Assignment =
The full listing below is to be written out exactly.

Supplied data =
== Segment start ==

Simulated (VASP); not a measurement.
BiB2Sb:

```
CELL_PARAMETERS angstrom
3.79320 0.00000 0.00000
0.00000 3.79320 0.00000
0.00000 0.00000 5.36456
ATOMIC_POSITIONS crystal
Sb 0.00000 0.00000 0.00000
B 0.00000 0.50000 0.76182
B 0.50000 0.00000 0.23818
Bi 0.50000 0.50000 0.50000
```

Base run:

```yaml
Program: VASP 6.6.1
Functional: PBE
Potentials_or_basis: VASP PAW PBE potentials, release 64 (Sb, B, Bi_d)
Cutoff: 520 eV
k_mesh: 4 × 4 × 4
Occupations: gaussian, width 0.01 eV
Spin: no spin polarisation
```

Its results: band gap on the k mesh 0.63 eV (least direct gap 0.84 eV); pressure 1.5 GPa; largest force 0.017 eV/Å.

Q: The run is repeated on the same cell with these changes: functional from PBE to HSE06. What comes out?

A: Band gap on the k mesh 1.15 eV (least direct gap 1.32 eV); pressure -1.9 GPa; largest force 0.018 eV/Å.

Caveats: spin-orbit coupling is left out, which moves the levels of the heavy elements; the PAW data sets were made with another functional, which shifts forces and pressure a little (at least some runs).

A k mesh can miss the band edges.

== Segment end ==

Task response =
Simulated (VASP); not a measurement.
BiB2Sb:

```
CELL_PARAMETERS angstrom
3.79320 0.00000 0.00000
0.00000 3.79320 0.00000
0.00000 0.00000 5.36456
ATOMIC_POSITIONS crystal
Sb 0.00000 0.00000 0.00000
B 0.00000 0.50000 0.76182
B 0.50000 0.00000 0.23818
Bi 0.50000 0.50000 0.50000
```

Base run:

```yaml
Program: VASP 6.6.1
Functional: PBE
Potentials_or_basis: VASP PAW PBE potentials, release 64 (Sb, B, Bi_d)
Cutoff: 520 eV
k_mesh: 4 × 4 × 4
Occupations: gaussian, width 0.01 eV
Spin: no spin polarisation
```

Its results: band gap on the k mesh 0.63 eV (least direct gap 0.84 eV); pressure 1.5 GPa; largest force 0.017 eV/Å.

Q: The run is repeated on the same cell with these changes: functional from PBE to HSE06. What comes out?

A: Band gap on the k mesh 1.15 eV (least direct gap 1.32 eV); pressure -1.9 GPa; largest force 0.018 eV/Å.

Caveats: spin-orbit coupling is left out, which moves the levels of the heavy elements; the PAW data sets were made with another functional, which shifts forces and pressure a little (at least some runs).

A k mesh can miss the band edges.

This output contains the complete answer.